__Brief__. Reproduce every entry exactly, without alteration.

(Beginning of Available data)
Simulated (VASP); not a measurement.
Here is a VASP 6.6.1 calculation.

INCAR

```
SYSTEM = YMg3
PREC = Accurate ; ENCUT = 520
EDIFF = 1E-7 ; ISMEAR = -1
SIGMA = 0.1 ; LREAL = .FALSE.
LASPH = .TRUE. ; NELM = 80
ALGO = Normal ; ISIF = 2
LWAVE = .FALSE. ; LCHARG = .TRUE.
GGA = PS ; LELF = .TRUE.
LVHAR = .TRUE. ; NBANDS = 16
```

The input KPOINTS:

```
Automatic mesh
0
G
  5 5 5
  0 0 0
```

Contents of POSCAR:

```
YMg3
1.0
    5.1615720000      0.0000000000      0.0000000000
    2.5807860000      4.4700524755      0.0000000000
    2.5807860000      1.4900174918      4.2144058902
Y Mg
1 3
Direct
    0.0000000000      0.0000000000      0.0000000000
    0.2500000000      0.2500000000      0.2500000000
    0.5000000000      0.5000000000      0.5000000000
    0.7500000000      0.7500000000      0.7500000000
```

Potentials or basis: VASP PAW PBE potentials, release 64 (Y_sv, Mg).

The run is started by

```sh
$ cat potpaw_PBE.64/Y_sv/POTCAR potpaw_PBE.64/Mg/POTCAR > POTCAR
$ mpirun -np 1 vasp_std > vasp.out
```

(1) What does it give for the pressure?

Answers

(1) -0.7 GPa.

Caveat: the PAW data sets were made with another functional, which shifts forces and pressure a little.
(End of Available data)

__Problem solution__.
Simulated (VASP); not a measurement.
Here is a VASP 6.6.1 calculation.

INCAR

```
SYSTEM = YMg3
PREC = Accurate ; ENCUT = 520
EDIFF = 1E-7 ; ISMEAR = -1
SIGMA = 0.1 ; LREAL = .FALSE.
LASPH = .TRUE. ; NELM = 80
ALGO = Normal ; ISIF = 2
LWAVE = .FALSE. ; LCHARG = .TRUE.
GGA = PS ; LELF = .TRUE.
LVHAR = .TRUE. ; NBANDS = 16
```

The input KPOINTS:

```
Automatic mesh
0
G
  5 5 5
  0 0 0
```

Contents of POSCAR:

```
YMg3
1.0
    5.1615720000      0.0000000000      0.0000000000
    2.5807860000      4.4700524755      0.0000000000
    2.5807860000      1.4900174918      4.2144058902
Y Mg
1 3
Direct
    0.0000000000      0.0000000000      0.0000000000
    0.2500000000      0.2500000000      0.2500000000
    0.5000000000      0.5000000000      0.5000000000
    0.7500000000      0.7500000000      0.7500000000
```

Potentials or basis: VASP PAW PBE potentials, release 64 (Y_sv, Mg).

The run is started by

```sh
$ cat potpaw_PBE.64/Y_sv/POTCAR potpaw_PBE.64/Mg/POTCAR > POTCAR
$ mpirun -np 1 vasp_std > vasp.out
```

(1) What does it give for the pressure?

Answers

(1) -0.7 GPa.

Caveat: the PAW data sets were made with another functional, which shifts forces and pressure a little.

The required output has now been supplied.